** Opening Given information block **

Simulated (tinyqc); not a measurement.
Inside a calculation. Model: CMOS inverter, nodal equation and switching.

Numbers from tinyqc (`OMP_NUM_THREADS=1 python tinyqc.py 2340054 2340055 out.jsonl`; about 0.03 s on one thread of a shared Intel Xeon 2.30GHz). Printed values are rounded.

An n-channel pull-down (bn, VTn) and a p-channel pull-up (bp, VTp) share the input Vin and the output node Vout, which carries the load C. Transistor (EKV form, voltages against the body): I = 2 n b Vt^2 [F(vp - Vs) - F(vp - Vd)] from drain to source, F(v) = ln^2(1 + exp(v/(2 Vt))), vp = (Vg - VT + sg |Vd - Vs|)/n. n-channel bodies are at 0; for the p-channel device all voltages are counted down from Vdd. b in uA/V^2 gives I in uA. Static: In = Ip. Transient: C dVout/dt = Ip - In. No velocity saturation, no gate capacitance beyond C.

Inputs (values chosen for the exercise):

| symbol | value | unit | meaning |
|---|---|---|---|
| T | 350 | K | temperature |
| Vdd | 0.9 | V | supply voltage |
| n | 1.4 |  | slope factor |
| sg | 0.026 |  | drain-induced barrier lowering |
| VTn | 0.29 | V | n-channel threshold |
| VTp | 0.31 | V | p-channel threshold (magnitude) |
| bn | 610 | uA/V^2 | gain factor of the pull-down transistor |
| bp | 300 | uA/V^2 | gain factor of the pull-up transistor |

** Closing Given information block **

**Activity**
Take the line above containing "threshold (magnitude) |", the line containing "pull-down transistor |", and all lines in between, and copy them exactly without anything else.

**Solution**
| VTp | 0.31 | V | p-channel threshold (magnitude) |
| bn | 610 | uA/V^2 | gain factor of the pull-down transistor |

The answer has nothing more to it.